_Brief:_ Once you reach the line that holds "These are r2SCAN" in the listing below, output it and every line after it through the line that holds "Total energies compare", word for word.

─── Data extracts ───

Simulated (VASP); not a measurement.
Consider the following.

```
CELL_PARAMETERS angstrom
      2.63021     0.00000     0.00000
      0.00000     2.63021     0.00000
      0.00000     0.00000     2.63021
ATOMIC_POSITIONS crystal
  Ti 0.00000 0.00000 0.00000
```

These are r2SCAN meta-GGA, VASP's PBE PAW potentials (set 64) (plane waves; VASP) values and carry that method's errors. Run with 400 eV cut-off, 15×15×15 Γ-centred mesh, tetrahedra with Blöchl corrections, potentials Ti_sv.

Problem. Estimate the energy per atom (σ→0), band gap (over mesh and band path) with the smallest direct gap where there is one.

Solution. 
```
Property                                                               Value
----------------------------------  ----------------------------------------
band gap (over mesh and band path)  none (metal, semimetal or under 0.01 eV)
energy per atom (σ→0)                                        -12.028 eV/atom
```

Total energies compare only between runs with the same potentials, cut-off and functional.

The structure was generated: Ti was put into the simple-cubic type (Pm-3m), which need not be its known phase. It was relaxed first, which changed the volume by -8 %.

───

_Exercise result:_
These are r2SCAN meta-GGA, VASP's PBE PAW potentials (set 64) (plane waves; VASP) values and carry that method's errors. Run with 400 eV cut-off, 15×15×15 Γ-centred mesh, tetrahedra with Blöchl corrections, potentials Ti_sv.

Problem. Estimate the energy per atom (σ→0), band gap (over mesh and band path) with the smallest direct gap where there is one.

Solution. 
```
Property                                                               Value
----------------------------------  ----------------------------------------
band gap (over mesh and band path)  none (metal, semimetal or under 0.01 eV)
energy per atom (σ→0)                                        -12.028 eV/atom
```

Total energies compare only between runs with the same potentials, cut-off and functional.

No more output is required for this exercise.